DATASET ENTRIES:
******

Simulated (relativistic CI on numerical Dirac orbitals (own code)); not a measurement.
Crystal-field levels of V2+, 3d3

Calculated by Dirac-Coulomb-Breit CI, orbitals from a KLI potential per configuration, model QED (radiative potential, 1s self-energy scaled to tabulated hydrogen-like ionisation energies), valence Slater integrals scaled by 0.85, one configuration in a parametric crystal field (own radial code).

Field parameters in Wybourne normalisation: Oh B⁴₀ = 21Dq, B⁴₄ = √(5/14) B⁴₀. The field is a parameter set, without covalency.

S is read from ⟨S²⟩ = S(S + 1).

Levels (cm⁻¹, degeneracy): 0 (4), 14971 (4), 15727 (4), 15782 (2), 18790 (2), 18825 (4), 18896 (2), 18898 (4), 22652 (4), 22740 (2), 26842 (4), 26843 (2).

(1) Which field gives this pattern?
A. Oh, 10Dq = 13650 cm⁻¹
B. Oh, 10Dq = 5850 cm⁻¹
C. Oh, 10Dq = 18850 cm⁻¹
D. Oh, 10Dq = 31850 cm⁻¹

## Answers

******

WORK REQUEST:
Word for word, output all of the material above.

RESPONSE:
Simulated (relativistic CI on numerical Dirac orbitals (own code)); not a measurement.
Crystal-field levels of V2+, 3d3

Calculated by Dirac-Coulomb-Breit CI, orbitals from a KLI potential per configuration, model QED (radiative potential, 1s self-energy scaled to tabulated hydrogen-like ionisation energies), valence Slater integrals scaled by 0.85, one configuration in a parametric crystal field (own radial code).

Field parameters in Wybourne normalisation: Oh B⁴₀ = 21Dq, B⁴₄ = √(5/14) B⁴₀. The field is a parameter set, without covalency.

S is read from ⟨S²⟩ = S(S + 1).

Levels (cm⁻¹, degeneracy): 0 (4), 14971 (4), 15727 (4), 15782 (2), 18790 (2), 18825 (4), 18896 (2), 18898 (4), 22652 (4), 22740 (2), 26842 (4), 26843 (2).

(1) Which field gives this pattern?
A. Oh, 10Dq = 13650 cm⁻¹
B. Oh, 10Dq = 5850 cm⁻¹
C. Oh, 10Dq = 18850 cm⁻¹
D. Oh, 10Dq = 31850 cm⁻¹

## Answers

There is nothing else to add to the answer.